BEGIN RECORDS PROVIDED
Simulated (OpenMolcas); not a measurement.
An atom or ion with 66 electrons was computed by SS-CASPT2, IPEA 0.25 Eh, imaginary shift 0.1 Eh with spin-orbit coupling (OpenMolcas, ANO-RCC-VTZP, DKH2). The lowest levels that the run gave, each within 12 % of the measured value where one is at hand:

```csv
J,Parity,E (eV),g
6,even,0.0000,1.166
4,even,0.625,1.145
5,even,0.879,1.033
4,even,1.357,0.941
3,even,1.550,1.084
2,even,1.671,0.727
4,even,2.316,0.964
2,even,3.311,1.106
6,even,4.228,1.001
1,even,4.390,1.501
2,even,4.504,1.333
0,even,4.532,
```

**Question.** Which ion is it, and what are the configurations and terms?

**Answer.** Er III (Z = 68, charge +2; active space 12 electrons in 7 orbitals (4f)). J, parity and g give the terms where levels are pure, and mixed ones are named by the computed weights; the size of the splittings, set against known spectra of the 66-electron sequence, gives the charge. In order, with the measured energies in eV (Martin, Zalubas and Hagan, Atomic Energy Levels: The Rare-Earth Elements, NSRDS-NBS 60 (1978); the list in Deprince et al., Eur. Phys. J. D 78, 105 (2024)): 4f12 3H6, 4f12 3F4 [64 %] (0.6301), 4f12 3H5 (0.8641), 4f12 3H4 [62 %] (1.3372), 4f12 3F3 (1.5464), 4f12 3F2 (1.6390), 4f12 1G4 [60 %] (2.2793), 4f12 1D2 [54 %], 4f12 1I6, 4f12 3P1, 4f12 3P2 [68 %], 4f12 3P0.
END RECORDS PROVIDED

Every line of the data above should be reproduced word for word.

Simulated (OpenMolcas); not a measurement.
An atom or ion with 66 electrons was computed by SS-CASPT2, IPEA 0.25 Eh, imaginary shift 0.1 Eh with spin-orbit coupling (OpenMolcas, ANO-RCC-VTZP, DKH2). The lowest levels that the run gave, each within 12 % of the measured value where one is at hand:

```csv
J,Parity,E (eV),g
6,even,0.0000,1.166
4,even,0.625,1.145
5,even,0.879,1.033
4,even,1.357,0.941
3,even,1.550,1.084
2,even,1.671,0.727
4,even,2.316,0.964
2,even,3.311,1.106
6,even,4.228,1.001
1,even,4.390,1.501
2,even,4.504,1.333
0,even,4.532,
```

**Question.** Which ion is it, and what are the configurations and terms?

**Answer.** Er III (Z = 68, charge +2; active space 12 electrons in 7 orbitals (4f)). J, parity and g give the terms where levels are pure, and mixed ones are named by the computed weights; the size of the splittings, set against known spectra of the 66-electron sequence, gives the charge. In order, with the measured energies in eV (Martin, Zalubas and Hagan, Atomic Energy Levels: The Rare-Earth Elements, NSRDS-NBS 60 (1978); the list in Deprince et al., Eur. Phys. J. D 78, 105 (2024)): 4f12 3H6, 4f12 3F4 [64 %] (0.6301), 4f12 3H5 (0.8641), 4f12 3H4 [62 %] (1.3372), 4f12 3F3 (1.5464), 4f12 3F2 (1.6390), 4f12 1G4 [60 %] (2.2793), 4f12 1D2 [54 %], 4f12 1I6, 4f12 3P1, 4f12 3P2 [68 %], 4f12 3P0.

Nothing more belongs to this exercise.